* [REQUIRED ACTION] Output range, inclusive: from the line containing "the missing entries." to the line containing "5.4; (b) -2.8.". Restate those lines from the data below word for word and only those.

* [INFORMATION GIVEN]
####

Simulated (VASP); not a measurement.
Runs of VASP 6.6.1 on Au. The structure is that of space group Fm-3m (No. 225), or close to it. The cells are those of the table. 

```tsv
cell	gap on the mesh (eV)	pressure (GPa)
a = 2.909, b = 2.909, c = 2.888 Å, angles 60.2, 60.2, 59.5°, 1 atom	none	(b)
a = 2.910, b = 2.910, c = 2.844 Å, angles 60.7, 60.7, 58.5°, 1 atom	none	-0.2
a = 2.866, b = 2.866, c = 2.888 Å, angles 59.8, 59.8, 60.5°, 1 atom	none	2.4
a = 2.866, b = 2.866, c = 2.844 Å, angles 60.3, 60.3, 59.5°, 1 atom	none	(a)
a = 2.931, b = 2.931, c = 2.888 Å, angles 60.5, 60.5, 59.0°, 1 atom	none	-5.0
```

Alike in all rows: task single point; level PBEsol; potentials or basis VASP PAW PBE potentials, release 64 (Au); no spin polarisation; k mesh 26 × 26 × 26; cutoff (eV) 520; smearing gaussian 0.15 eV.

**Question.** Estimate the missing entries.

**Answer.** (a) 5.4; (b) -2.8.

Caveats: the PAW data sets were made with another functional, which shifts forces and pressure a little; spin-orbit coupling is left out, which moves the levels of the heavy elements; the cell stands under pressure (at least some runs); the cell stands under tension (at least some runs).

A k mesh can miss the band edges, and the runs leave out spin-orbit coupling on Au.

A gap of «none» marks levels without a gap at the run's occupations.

####

* [EXERCISE RESULT]
**Question.** Estimate the missing entries.

**Answer.** (a) 5.4; (b) -2.8.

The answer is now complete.